ASSIGNMENT:
Using the records below, repeat exactly the lines from the one holding "(GPa) | 0.1 |" through the one holding "Solution. gap on", both ends included, and no others.

(DATA EXTRACTS)
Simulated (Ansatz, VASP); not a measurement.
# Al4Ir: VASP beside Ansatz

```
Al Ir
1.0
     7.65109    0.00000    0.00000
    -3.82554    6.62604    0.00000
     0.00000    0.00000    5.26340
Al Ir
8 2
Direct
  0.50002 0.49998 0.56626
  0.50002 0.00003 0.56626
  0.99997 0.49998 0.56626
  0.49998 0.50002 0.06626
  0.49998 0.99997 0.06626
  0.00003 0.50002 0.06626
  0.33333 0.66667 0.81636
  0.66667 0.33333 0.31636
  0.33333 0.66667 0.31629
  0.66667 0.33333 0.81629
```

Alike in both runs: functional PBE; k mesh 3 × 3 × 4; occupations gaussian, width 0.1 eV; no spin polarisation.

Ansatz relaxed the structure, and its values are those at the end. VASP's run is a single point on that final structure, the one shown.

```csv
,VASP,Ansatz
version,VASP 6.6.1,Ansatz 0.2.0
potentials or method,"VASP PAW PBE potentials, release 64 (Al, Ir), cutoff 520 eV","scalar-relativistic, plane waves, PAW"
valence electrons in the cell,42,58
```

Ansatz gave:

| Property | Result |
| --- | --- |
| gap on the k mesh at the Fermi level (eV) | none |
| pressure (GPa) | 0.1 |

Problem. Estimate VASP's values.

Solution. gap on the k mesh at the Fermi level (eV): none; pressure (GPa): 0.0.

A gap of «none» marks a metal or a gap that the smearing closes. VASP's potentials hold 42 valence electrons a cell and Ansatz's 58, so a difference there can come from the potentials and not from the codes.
(End DATA EXTRACTS)

EXERCISE RESULT:
| pressure (GPa) | 0.1 |

Problem. Estimate VASP's values.

Solution. gap on the k mesh at the Fermi level (eV): none; pressure (GPa): 0.0.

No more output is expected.